**WORK ORDER:** Please repeat the records exactly from their first line, finishing at the line containing "We calculate the" and including it.

**PROVIDED MATERIAL:**
------------------------------------------------------------

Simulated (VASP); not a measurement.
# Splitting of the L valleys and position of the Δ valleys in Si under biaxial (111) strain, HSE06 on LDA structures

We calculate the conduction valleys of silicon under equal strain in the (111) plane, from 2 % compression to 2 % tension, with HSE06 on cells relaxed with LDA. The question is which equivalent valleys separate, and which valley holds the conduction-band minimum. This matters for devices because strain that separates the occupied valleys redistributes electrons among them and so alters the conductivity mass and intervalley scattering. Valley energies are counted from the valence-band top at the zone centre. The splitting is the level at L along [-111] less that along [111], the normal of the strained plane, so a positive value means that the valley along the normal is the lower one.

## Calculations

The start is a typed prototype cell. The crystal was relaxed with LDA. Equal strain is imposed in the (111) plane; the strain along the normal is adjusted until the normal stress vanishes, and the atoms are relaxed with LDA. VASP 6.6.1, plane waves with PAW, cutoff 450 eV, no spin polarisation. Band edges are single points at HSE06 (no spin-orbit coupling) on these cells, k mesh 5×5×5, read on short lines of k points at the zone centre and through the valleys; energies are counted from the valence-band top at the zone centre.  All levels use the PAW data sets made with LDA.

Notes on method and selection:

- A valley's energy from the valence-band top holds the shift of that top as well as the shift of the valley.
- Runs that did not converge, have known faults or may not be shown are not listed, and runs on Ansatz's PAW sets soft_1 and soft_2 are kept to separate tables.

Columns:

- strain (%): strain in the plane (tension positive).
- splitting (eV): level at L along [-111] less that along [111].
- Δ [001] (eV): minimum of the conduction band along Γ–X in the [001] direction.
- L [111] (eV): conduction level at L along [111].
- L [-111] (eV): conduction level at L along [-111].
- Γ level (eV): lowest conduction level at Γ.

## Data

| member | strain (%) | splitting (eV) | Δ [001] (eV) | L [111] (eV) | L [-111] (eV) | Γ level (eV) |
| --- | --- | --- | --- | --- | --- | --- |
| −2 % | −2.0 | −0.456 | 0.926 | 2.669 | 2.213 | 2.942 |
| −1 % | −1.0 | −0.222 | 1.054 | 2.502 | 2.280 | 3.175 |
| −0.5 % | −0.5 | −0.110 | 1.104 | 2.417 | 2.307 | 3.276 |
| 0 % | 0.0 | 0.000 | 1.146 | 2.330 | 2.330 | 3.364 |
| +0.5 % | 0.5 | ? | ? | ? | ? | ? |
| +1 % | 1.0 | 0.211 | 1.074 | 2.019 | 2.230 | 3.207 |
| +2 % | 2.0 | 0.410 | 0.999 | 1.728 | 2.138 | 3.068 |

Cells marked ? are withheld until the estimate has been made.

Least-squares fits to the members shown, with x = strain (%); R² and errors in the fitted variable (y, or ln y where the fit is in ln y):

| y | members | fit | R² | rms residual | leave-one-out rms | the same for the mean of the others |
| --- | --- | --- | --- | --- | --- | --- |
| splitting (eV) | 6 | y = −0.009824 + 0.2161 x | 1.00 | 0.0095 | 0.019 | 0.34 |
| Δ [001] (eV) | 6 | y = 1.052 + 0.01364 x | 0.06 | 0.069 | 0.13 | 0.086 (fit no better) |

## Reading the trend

------------------------------------------------------------

**ANSWER BOX:**
Simulated (VASP); not a measurement.
# Splitting of the L valleys and position of the Δ valleys in Si under biaxial (111) strain, HSE06 on LDA structures

We calculate the conduction valleys of silicon under equal strain in the (111) plane, from 2 % compression to 2 % tension, with HSE06 on cells relaxed with LDA. The question is which equivalent valleys separate, and which valley holds the conduction-band minimum. This matters for devices because strain that separates the occupied valleys redistributes electrons among them and so alters the conductivity mass and intervalley scattering. Valley energies are counted from the valence-band top at the zone centre. The splitting is the level at L along [-111] less that along [111], the normal of the strained plane, so a positive value means that the valley along the normal is the lower one.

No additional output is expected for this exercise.